================================

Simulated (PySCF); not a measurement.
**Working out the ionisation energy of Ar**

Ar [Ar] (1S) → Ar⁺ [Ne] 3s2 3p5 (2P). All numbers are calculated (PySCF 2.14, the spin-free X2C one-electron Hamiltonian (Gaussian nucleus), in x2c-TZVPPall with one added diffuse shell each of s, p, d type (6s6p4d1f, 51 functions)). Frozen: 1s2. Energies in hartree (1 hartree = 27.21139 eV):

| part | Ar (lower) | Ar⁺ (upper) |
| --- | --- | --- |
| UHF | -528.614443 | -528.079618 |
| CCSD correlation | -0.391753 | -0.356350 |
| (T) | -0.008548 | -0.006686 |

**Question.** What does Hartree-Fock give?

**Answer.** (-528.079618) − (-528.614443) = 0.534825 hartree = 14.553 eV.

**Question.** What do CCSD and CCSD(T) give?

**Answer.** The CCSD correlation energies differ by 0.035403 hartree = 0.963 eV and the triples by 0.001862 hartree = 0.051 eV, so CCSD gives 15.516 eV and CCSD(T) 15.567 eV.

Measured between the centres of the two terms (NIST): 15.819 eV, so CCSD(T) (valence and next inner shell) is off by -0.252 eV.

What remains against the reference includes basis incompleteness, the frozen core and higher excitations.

================================

◆ Work order ◆
Only the lines above from the line containing "and CCSD(T) give?" through the line containing "Measured between the" should be retyped, exactly and with both ends included.

◆ Task answer ◆
**Question.** What do CCSD and CCSD(T) give?

**Answer.** The CCSD correlation energies differ by 0.035403 hartree = 0.963 eV and the triples by 0.001862 hartree = 0.051 eV, so CCSD gives 15.516 eV and CCSD(T) 15.567 eV.

Measured between the centres of the two terms (NIST): 15.819 eV, so CCSD(T) (valence and next inner shell) is off by -0.252 eV.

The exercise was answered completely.